**EXERCISE**
Transcribe exactly the lines that begin the material and continue through the line containing "Run time: 20". Leave out whatever follows.

++++++++++++++++++++
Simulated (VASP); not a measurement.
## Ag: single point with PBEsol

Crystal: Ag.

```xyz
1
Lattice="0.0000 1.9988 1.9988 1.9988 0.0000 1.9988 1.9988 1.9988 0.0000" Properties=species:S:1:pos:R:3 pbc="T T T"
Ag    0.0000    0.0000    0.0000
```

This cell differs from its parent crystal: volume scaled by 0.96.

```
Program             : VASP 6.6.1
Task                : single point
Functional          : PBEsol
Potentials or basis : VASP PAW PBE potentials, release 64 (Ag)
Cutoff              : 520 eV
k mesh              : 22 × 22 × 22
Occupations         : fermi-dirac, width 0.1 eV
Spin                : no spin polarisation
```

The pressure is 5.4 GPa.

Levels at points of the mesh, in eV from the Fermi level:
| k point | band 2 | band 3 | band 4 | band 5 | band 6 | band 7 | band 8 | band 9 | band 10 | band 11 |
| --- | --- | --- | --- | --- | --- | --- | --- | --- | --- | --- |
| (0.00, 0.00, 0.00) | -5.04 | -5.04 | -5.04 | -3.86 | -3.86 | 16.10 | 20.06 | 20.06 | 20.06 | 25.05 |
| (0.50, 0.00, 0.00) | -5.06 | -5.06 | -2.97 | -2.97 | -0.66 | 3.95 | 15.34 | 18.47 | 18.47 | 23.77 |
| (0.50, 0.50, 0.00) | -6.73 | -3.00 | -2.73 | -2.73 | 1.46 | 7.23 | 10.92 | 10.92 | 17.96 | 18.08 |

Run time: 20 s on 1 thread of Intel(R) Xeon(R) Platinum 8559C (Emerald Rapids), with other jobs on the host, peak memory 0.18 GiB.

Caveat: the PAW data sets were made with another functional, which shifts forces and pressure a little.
++++++++++++++++++++

**TASK RESULT**
Simulated (VASP); not a measurement.
## Ag: single point with PBEsol

Crystal: Ag.

```xyz
1
Lattice="0.0000 1.9988 1.9988 1.9988 0.0000 1.9988 1.9988 1.9988 0.0000" Properties=species:S:1:pos:R:3 pbc="T T T"
Ag    0.0000    0.0000    0.0000
```

This cell differs from its parent crystal: volume scaled by 0.96.

```
Program             : VASP 6.6.1
Task                : single point
Functional          : PBEsol
Potentials or basis : VASP PAW PBE potentials, release 64 (Ag)
Cutoff              : 520 eV
k mesh              : 22 × 22 × 22
Occupations         : fermi-dirac, width 0.1 eV
Spin                : no spin polarisation
```

The pressure is 5.4 GPa.

Levels at points of the mesh, in eV from the Fermi level:
| k point | band 2 | band 3 | band 4 | band 5 | band 6 | band 7 | band 8 | band 9 | band 10 | band 11 |
| --- | --- | --- | --- | --- | --- | --- | --- | --- | --- | --- |
| (0.00, 0.00, 0.00) | -5.04 | -5.04 | -5.04 | -3.86 | -3.86 | 16.10 | 20.06 | 20.06 | 20.06 | 25.05 |
| (0.50, 0.00, 0.00) | -5.06 | -5.06 | -2.97 | -2.97 | -0.66 | 3.95 | 15.34 | 18.47 | 18.47 | 23.77 |
| (0.50, 0.50, 0.00) | -6.73 | -3.00 | -2.73 | -2.73 | 1.46 | 7.23 | 10.92 | 10.92 | 17.96 | 18.08 |

Run time: 20 s on 1 thread of Intel(R) Xeon(R) Platinum 8559C (Emerald Rapids), with other jobs on the host, peak memory 0.18 GiB.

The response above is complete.